Give the records back in full, exactly as they read.

GIVEN ENTRIES below:

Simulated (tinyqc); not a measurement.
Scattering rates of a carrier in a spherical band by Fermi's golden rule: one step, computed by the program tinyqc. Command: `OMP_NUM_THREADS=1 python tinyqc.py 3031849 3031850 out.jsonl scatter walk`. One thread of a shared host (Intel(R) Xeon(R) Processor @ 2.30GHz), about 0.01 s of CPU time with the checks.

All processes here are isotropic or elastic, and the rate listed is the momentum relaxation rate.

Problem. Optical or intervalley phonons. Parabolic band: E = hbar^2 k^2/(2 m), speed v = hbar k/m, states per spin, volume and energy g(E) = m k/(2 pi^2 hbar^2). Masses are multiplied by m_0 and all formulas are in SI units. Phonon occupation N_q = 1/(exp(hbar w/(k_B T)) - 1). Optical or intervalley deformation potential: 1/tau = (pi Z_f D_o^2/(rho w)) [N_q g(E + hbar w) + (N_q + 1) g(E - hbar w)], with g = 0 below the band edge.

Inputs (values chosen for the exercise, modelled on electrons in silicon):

End of GIVEN ENTRIES.

EXERCISE ANSWER –
Simulated (tinyqc); not a measurement.
Scattering rates of a carrier in a spherical band by Fermi's golden rule: one step, computed by the program tinyqc. Command: `OMP_NUM_THREADS=1 python tinyqc.py 3031849 3031850 out.jsonl scatter walk`. One thread of a shared host (Intel(R) Xeon(R) Processor @ 2.30GHz), about 0.01 s of CPU time with the checks.

All processes here are isotropic or elastic, and the rate listed is the momentum relaxation rate.

Problem. Optical or intervalley phonons. Parabolic band: E = hbar^2 k^2/(2 m), speed v = hbar k/m, states per spin, volume and energy g(E) = m k/(2 pi^2 hbar^2). Masses are multiplied by m_0 and all formulas are in SI units. Phonon occupation N_q = 1/(exp(hbar w/(k_B T)) - 1). Optical or intervalley deformation potential: 1/tau = (pi Z_f D_o^2/(rho w)) [N_q g(E + hbar w) + (N_q + 1) g(E - hbar w)], with g = 0 below the band edge.

Inputs (values chosen for the exercise, modelled on electrons in silicon):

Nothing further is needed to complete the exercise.